WORK ITEM: The complete listing should be transcribed precisely.

ENTRIES SHOWN:
━━━━━━━━━━━━━━━━

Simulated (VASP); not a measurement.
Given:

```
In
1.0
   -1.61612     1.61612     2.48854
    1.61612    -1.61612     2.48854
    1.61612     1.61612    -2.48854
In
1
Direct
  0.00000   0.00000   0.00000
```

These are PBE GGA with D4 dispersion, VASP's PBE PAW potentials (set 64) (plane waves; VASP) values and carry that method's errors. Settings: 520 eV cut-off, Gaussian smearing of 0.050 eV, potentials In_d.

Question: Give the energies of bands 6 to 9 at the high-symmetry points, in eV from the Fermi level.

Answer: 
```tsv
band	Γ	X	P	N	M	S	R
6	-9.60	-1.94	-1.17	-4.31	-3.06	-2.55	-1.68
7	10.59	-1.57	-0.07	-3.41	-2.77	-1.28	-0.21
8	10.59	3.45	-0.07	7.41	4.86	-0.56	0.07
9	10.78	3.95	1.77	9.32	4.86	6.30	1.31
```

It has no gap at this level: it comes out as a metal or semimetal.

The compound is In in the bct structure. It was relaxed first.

━━━━━━━━━━━━━━━━

WRITTEN RESPONSE:
Simulated (VASP); not a measurement.
Given:

```
In
1.0
   -1.61612     1.61612     2.48854
    1.61612    -1.61612     2.48854
    1.61612     1.61612    -2.48854
In
1
Direct
  0.00000   0.00000   0.00000
```

These are PBE GGA with D4 dispersion, VASP's PBE PAW potentials (set 64) (plane waves; VASP) values and carry that method's errors. Settings: 520 eV cut-off, Gaussian smearing of 0.050 eV, potentials In_d.

Question: Give the energies of bands 6 to 9 at the high-symmetry points, in eV from the Fermi level.

Answer: 
```tsv
band	Γ	X	P	N	M	S	R
6	-9.60	-1.94	-1.17	-4.31	-3.06	-2.55	-1.68
7	10.59	-1.57	-0.07	-3.41	-2.77	-1.28	-0.21
8	10.59	3.45	-0.07	7.41	4.86	-0.56	0.07
9	10.78	3.95	1.77	9.32	4.86	6.30	1.31
```

It has no gap at this level: it comes out as a metal or semimetal.

The compound is In in the bct structure. It was relaxed first.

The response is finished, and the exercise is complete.